Segment Start: Material provided

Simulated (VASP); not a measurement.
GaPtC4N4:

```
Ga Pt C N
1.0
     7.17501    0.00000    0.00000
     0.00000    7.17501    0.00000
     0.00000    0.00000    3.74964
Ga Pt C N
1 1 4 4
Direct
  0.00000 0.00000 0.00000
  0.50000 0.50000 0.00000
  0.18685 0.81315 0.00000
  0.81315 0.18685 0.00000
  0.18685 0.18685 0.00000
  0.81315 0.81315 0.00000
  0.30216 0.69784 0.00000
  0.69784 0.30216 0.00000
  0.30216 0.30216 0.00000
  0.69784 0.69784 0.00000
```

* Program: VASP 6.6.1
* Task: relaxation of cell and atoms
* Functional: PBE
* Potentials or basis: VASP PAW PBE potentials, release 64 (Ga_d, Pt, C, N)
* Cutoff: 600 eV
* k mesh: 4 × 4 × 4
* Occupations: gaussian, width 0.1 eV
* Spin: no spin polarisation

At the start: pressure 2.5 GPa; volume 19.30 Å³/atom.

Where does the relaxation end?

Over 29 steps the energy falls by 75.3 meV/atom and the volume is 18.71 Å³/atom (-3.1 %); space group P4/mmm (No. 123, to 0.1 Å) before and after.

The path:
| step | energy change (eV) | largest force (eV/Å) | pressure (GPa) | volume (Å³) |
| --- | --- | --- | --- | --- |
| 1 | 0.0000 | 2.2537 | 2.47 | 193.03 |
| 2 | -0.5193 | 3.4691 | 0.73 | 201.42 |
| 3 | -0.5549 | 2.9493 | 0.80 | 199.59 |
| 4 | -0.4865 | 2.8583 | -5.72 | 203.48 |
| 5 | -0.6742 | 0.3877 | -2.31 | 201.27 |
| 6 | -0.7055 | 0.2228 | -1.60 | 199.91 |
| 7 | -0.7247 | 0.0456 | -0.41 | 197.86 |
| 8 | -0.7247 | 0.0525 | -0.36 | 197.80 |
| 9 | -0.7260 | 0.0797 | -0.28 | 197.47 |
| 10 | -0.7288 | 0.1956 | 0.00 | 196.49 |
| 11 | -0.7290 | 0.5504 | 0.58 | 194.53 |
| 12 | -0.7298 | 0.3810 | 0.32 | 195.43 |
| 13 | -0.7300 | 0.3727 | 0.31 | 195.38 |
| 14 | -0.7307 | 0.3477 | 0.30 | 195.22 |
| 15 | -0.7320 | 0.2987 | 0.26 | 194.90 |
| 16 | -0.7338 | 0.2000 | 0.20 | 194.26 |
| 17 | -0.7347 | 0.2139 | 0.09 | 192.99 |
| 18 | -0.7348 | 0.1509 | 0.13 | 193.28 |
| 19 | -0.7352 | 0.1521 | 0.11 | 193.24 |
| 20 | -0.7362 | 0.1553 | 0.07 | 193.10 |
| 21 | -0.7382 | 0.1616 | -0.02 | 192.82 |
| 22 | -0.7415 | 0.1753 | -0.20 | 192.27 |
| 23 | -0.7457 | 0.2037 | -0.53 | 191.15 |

Segment End: Material provided

→ **Work order**
Starting at the line above that contains "cell and atoms", write out each line exactly until the line that contains "0.73 | 201.42 |" has been written, and stop there.

→ **Response**
* Task: relaxation of cell and atoms
* Functional: PBE
* Potentials or basis: VASP PAW PBE potentials, release 64 (Ga_d, Pt, C, N)
* Cutoff: 600 eV
* k mesh: 4 × 4 × 4
* Occupations: gaussian, width 0.1 eV
* Spin: no spin polarisation

At the start: pressure 2.5 GPa; volume 19.30 Å³/atom.

Where does the relaxation end?

Over 29 steps the energy falls by 75.3 meV/atom and the volume is 18.71 Å³/atom (-3.1 %); space group P4/mmm (No. 123, to 0.1 Å) before and after.

The path:
| step | energy change (eV) | largest force (eV/Å) | pressure (GPa) | volume (Å³) |
| --- | --- | --- | --- | --- |
| 1 | 0.0000 | 2.2537 | 2.47 | 193.03 |
| 2 | -0.5193 | 3.4691 | 0.73 | 201.42 |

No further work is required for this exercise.